EXERCISE: Reproduce each record in the listing below exactly as written.

====================

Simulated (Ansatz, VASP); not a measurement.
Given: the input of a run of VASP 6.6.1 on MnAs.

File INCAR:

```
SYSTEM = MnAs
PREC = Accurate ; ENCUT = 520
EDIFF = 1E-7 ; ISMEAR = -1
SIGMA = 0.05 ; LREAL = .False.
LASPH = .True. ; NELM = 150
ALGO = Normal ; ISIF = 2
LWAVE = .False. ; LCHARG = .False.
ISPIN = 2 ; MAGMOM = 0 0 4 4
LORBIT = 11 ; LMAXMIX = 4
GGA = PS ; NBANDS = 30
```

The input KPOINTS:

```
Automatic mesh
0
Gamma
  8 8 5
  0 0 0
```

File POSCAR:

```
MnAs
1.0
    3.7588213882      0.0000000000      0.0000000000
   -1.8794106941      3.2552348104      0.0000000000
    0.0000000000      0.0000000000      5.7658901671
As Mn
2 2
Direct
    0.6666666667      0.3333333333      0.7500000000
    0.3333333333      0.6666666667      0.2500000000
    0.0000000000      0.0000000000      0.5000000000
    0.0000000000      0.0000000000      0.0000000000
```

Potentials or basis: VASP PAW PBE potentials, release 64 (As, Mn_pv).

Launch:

====================

YOUR SOLUTION:
Simulated (Ansatz, VASP); not a measurement.
Given: the input of a run of VASP 6.6.1 on MnAs.

File INCAR:

```
SYSTEM = MnAs
PREC = Accurate ; ENCUT = 520
EDIFF = 1E-7 ; ISMEAR = -1
SIGMA = 0.05 ; LREAL = .False.
LASPH = .True. ; NELM = 150
ALGO = Normal ; ISIF = 2
LWAVE = .False. ; LCHARG = .False.
ISPIN = 2 ; MAGMOM = 0 0 4 4
LORBIT = 11 ; LMAXMIX = 4
GGA = PS ; NBANDS = 30
```

The input KPOINTS:

```
Automatic mesh
0
Gamma
  8 8 5
  0 0 0
```

File POSCAR:

```
MnAs
1.0
    3.7588213882      0.0000000000      0.0000000000
   -1.8794106941      3.2552348104      0.0000000000
    0.0000000000      0.0000000000      5.7658901671
As Mn
2 2
Direct
    0.6666666667      0.3333333333      0.7500000000
    0.3333333333      0.6666666667      0.2500000000
    0.0000000000      0.0000000000      0.5000000000
    0.0000000000      0.0000000000      0.0000000000
```

Potentials or basis: VASP PAW PBE potentials, release 64 (As, Mn_pv).

Launch:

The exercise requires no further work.